Data provided:
────

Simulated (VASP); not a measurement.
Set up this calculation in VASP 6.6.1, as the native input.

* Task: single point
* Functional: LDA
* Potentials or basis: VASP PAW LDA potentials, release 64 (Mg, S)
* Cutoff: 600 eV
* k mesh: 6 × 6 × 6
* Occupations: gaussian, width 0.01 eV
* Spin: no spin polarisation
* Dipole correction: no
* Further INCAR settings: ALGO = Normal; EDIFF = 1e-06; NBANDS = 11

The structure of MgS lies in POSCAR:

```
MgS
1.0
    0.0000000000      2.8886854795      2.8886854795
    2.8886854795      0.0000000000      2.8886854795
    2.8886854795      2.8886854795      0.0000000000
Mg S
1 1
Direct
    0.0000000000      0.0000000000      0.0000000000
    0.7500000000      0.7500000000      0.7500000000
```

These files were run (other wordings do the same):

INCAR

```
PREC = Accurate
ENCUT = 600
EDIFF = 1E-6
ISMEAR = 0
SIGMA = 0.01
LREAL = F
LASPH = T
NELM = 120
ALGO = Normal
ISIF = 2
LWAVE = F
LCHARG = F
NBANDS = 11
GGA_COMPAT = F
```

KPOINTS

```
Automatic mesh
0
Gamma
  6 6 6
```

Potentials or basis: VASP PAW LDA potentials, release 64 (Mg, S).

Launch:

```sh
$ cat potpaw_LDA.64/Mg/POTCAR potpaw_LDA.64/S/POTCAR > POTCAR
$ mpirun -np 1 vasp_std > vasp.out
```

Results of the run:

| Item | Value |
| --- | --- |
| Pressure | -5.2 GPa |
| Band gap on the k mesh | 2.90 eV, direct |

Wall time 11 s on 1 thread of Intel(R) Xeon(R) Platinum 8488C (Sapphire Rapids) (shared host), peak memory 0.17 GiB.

────

Assignment: Word for word, restate the lines of the data above that fall between the line holding "64 (Mg, S)." and the line holding "eV, direct |", inclusive, and no other lines.

Your solution:
Potentials or basis: VASP PAW LDA potentials, release 64 (Mg, S).

Launch:

```sh
$ cat potpaw_LDA.64/Mg/POTCAR potpaw_LDA.64/S/POTCAR > POTCAR
$ mpirun -np 1 vasp_std > vasp.out
```

Results of the run:

| Item | Value |
| --- | --- |
| Pressure | -5.2 GPa |
| Band gap on the k mesh | 2.90 eV, direct |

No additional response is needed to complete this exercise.